--- INFORMATION SUPPLIED ---
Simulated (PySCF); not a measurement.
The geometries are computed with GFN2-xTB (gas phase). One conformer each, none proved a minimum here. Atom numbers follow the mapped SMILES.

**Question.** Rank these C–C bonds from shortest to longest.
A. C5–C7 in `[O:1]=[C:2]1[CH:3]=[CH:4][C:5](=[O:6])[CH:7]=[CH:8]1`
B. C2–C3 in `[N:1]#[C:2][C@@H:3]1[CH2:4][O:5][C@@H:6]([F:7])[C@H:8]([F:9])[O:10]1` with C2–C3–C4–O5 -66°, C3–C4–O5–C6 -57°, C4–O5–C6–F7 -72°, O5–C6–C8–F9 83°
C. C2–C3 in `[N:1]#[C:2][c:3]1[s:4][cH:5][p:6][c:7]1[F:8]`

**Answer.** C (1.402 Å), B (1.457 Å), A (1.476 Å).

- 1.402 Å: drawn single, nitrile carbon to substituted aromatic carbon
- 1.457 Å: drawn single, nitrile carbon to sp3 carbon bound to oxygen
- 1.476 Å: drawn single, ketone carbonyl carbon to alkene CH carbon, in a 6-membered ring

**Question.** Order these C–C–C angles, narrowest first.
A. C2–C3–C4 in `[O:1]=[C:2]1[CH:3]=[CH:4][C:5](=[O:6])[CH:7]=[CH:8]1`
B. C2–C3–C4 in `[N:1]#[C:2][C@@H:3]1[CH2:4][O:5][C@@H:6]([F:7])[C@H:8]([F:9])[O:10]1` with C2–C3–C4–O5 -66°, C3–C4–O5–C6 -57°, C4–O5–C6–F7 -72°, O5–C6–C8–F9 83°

--- BRIEF ---
Your answer consists solely of the lines from the top of the records above through the line that contains "A. C5–C7 in", each echoed exactly.

--- WORKED SOLUTION ---
Simulated (PySCF); not a measurement.
The geometries are computed with GFN2-xTB (gas phase). One conformer each, none proved a minimum here. Atom numbers follow the mapped SMILES.

**Question.** Rank these C–C bonds from shortest to longest.
A. C5–C7 in `[O:1]=[C:2]1[CH:3]=[CH:4][C:5](=[O:6])[CH:7]=[CH:8]1`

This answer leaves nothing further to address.